> ASSIGNED TASK
All lines of the material should be given again exactly.

◆ ◆ ◆ ◆ ◆ ◆ ◆
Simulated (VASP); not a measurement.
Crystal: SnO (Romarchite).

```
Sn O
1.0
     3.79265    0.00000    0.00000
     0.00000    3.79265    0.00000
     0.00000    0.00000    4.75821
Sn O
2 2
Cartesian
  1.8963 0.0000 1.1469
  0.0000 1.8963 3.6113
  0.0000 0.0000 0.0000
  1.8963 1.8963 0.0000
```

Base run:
◆ ◆ ◆ ◆ ◆ ◆ ◆

> YOUR SOLUTION
Simulated (VASP); not a measurement.
Crystal: SnO (Romarchite).

```
Sn O
1.0
     3.79265    0.00000    0.00000
     0.00000    3.79265    0.00000
     0.00000    0.00000    4.75821
Sn O
2 2
Cartesian
  1.8963 0.0000 1.1469
  0.0000 1.8963 3.6113
  0.0000 0.0000 0.0000
  1.8963 1.8963 0.0000
```

Base run:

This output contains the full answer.